* Assignment: Repeat the listing below word for word, stopping after the line that contains "Fig. 1. Bands".

########

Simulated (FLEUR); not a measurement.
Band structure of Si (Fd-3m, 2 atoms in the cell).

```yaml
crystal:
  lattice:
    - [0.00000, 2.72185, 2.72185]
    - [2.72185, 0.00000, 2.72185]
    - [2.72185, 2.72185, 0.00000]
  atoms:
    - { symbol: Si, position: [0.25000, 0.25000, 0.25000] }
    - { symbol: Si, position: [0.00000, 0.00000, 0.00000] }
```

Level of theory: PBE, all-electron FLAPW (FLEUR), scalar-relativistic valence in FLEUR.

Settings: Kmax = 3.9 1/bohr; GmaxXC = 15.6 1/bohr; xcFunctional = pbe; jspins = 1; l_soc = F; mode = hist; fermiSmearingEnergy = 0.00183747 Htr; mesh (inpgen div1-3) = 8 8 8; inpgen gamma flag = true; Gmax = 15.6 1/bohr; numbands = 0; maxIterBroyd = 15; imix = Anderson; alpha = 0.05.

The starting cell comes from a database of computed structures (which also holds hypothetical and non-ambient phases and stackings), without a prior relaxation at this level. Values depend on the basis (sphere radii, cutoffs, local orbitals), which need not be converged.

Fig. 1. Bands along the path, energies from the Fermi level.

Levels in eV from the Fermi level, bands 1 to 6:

########

* Response:
Simulated (FLEUR); not a measurement.
Band structure of Si (Fd-3m, 2 atoms in the cell).

```yaml
crystal:
  lattice:
    - [0.00000, 2.72185, 2.72185]
    - [2.72185, 0.00000, 2.72185]
    - [2.72185, 2.72185, 0.00000]
  atoms:
    - { symbol: Si, position: [0.25000, 0.25000, 0.25000] }
    - { symbol: Si, position: [0.00000, 0.00000, 0.00000] }
```

Level of theory: PBE, all-electron FLAPW (FLEUR), scalar-relativistic valence in FLEUR.

Settings: Kmax = 3.9 1/bohr; GmaxXC = 15.6 1/bohr; xcFunctional = pbe; jspins = 1; l_soc = F; mode = hist; fermiSmearingEnergy = 0.00183747 Htr; mesh (inpgen div1-3) = 8 8 8; inpgen gamma flag = true; Gmax = 15.6 1/bohr; numbands = 0; maxIterBroyd = 15; imix = Anderson; alpha = 0.05.

The starting cell comes from a database of computed structures (which also holds hypothetical and non-ambient phases and stackings), without a prior relaxation at this level. Values depend on the basis (sphere radii, cutoffs, local orbitals), which need not be converged.

Fig. 1. Bands along the path, energies from the Fermi level.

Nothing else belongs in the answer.